Your task is to write out all of the records once more, exactly.

» Study material
━━━━━━━━━━━━━━━━━━━━

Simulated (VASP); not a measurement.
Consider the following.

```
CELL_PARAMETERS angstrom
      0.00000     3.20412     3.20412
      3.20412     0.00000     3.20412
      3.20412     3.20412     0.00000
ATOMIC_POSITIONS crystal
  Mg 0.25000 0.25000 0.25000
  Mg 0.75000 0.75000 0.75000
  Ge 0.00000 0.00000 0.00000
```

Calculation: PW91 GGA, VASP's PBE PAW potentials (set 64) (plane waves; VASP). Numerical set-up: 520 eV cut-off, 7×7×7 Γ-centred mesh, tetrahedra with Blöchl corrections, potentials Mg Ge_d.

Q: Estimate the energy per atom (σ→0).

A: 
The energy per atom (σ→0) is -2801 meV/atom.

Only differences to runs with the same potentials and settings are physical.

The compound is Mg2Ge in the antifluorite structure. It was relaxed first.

━━━━━━━━━━━━━━━━━━━━

» Response box
Simulated (VASP); not a measurement.
Consider the following.

```
CELL_PARAMETERS angstrom
      0.00000     3.20412     3.20412
      3.20412     0.00000     3.20412
      3.20412     3.20412     0.00000
ATOMIC_POSITIONS crystal
  Mg 0.25000 0.25000 0.25000
  Mg 0.75000 0.75000 0.75000
  Ge 0.00000 0.00000 0.00000
```

Calculation: PW91 GGA, VASP's PBE PAW potentials (set 64) (plane waves; VASP). Numerical set-up: 520 eV cut-off, 7×7×7 Γ-centred mesh, tetrahedra with Blöchl corrections, potentials Mg Ge_d.

Q: Estimate the energy per atom (σ→0).

A: 
The energy per atom (σ→0) is -2801 meV/atom.

Only differences to runs with the same potentials and settings are physical.

The compound is Mg2Ge in the antifluorite structure. It was relaxed first.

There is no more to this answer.